◆ **Recorded data**:
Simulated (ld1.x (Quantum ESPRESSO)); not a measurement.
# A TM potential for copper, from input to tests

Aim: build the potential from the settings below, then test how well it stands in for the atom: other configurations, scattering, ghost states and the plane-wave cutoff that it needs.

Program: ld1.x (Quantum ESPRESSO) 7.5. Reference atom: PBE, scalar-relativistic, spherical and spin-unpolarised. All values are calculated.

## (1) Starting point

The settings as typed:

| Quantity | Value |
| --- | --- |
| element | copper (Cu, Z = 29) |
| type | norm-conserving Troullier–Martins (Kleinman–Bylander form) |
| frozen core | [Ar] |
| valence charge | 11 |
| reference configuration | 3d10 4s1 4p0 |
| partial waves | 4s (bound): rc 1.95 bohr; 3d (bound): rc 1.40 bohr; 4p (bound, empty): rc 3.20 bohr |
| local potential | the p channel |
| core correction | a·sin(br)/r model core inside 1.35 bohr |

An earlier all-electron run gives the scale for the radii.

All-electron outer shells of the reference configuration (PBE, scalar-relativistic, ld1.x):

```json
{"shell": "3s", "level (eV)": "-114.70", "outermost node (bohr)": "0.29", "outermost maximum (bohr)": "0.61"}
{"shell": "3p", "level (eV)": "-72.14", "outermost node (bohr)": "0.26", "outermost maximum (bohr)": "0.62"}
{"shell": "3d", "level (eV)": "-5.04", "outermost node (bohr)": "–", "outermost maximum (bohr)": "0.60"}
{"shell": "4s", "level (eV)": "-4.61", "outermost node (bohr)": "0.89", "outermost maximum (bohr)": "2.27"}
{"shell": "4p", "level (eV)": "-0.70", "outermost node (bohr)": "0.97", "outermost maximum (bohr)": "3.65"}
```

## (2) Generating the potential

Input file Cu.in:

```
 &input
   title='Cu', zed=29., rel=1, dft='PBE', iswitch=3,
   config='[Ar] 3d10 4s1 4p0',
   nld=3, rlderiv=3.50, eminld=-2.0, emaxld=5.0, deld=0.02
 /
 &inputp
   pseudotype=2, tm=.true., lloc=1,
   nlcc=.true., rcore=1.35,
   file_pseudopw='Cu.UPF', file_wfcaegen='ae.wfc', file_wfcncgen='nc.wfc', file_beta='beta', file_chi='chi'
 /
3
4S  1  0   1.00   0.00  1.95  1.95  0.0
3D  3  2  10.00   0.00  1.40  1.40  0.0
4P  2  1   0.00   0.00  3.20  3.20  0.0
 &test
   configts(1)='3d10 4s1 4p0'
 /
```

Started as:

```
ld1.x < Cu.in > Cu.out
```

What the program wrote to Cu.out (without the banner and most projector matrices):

◆ **Work instruction**: Please print the material above exactly as it appears, from its first line through the line containing "Quantity | Value |", inclusive, and stop there.

◆ **Exercise response**:
Simulated (ld1.x (Quantum ESPRESSO)); not a measurement.
# A TM potential for copper, from input to tests

Aim: build the potential from the settings below, then test how well it stands in for the atom: other configurations, scattering, ghost states and the plane-wave cutoff that it needs.

Program: ld1.x (Quantum ESPRESSO) 7.5. Reference atom: PBE, scalar-relativistic, spherical and spin-unpolarised. All values are calculated.

## (1) Starting point

The settings as typed:

| Quantity | Value |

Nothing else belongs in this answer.